Segment Start: Recorded data
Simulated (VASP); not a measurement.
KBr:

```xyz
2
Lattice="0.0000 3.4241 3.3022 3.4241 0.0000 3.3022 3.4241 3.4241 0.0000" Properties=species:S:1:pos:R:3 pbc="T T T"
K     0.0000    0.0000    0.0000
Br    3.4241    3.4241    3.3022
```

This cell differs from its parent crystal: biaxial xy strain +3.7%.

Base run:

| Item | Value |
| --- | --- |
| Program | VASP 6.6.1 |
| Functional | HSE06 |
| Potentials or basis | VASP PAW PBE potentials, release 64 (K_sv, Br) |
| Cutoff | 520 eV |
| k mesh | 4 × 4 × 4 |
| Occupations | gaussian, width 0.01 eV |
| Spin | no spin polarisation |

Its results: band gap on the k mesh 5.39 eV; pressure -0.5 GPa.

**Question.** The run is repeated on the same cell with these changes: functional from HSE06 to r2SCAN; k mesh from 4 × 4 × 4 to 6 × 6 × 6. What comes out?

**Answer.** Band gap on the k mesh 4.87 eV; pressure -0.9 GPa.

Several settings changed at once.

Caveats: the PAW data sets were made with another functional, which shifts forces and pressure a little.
Segment End: Recorded data

Work task:
Where the line with "Several settings changed at once." ends, your copy should end too; please return exactly the lines from the first line of the data through it.

Exercise answer:
Simulated (VASP); not a measurement.
KBr:

```xyz
2
Lattice="0.0000 3.4241 3.3022 3.4241 0.0000 3.3022 3.4241 3.4241 0.0000" Properties=species:S:1:pos:R:3 pbc="T T T"
K     0.0000    0.0000    0.0000
Br    3.4241    3.4241    3.3022
```

This cell differs from its parent crystal: biaxial xy strain +3.7%.

Base run:

| Item | Value |
| --- | --- |
| Program | VASP 6.6.1 |
| Functional | HSE06 |
| Potentials or basis | VASP PAW PBE potentials, release 64 (K_sv, Br) |
| Cutoff | 520 eV |
| k mesh | 4 × 4 × 4 |
| Occupations | gaussian, width 0.01 eV |
| Spin | no spin polarisation |

Its results: band gap on the k mesh 5.39 eV; pressure -0.5 GPa.

**Question.** The run is repeated on the same cell with these changes: functional from HSE06 to r2SCAN; k mesh from 4 × 4 × 4 to 6 × 6 × 6. What comes out?

**Answer.** Band gap on the k mesh 4.87 eV; pressure -0.9 GPa.

Several settings changed at once.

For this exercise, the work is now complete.